(ASSIGNED TASK): Below this line is a set of entries; quote exactly the lines from the line that contains "Hardware: 1 thread" to the line that contains "Q: How long", both lines included.

= Beginning of Section =
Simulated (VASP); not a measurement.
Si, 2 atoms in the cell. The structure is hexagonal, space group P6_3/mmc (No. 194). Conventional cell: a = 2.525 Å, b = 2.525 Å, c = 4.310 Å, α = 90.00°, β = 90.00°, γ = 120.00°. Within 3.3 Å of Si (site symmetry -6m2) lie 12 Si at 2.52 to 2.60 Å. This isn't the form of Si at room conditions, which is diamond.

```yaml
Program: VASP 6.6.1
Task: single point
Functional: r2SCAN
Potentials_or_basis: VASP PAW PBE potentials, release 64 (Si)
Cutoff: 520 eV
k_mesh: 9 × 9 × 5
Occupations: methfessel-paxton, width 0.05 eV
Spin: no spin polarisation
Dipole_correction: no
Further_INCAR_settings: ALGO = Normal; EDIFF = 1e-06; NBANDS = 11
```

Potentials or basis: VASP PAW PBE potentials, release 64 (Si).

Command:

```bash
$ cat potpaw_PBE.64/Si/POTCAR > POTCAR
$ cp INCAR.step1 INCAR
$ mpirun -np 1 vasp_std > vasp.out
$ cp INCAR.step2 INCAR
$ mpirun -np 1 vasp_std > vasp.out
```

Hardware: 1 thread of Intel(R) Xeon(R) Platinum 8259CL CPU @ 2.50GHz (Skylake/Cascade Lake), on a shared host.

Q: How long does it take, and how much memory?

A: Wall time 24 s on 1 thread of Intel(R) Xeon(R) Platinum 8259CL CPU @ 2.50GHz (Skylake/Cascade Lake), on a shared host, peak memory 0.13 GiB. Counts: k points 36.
= End of Section =

(EXERCISE ANSWER):
Hardware: 1 thread of Intel(R) Xeon(R) Platinum 8259CL CPU @ 2.50GHz (Skylake/Cascade Lake), on a shared host.

Q: How long does it take, and how much memory?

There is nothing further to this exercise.